[DATA PROVIDED Boundary: Start]

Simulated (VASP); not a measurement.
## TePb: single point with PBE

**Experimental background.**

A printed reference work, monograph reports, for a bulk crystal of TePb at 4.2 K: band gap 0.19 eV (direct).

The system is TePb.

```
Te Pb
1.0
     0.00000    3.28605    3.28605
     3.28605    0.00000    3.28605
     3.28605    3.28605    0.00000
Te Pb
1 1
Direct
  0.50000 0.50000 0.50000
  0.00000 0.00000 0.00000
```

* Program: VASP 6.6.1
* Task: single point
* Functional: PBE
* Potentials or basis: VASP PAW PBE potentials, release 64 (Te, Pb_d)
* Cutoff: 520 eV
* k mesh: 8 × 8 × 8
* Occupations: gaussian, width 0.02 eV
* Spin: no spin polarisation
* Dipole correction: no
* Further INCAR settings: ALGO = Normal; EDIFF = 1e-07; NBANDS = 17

[DATA PROVIDED Boundary: End]

* [WORK REQUEST] The entire listing is to be repeated exactly.

* [ANSWER AREA]
Simulated (VASP); not a measurement.
## TePb: single point with PBE

**Experimental background.**

A printed reference work, monograph reports, for a bulk crystal of TePb at 4.2 K: band gap 0.19 eV (direct).

The system is TePb.

```
Te Pb
1.0
     0.00000    3.28605    3.28605
     3.28605    0.00000    3.28605
     3.28605    3.28605    0.00000
Te Pb
1 1
Direct
  0.50000 0.50000 0.50000
  0.00000 0.00000 0.00000
```

* Program: VASP 6.6.1
* Task: single point
* Functional: PBE
* Potentials or basis: VASP PAW PBE potentials, release 64 (Te, Pb_d)
* Cutoff: 520 eV
* k mesh: 8 × 8 × 8
* Occupations: gaussian, width 0.02 eV
* Spin: no spin polarisation
* Dipole correction: no
* Further INCAR settings: ALGO = Normal; EDIFF = 1e-07; NBANDS = 17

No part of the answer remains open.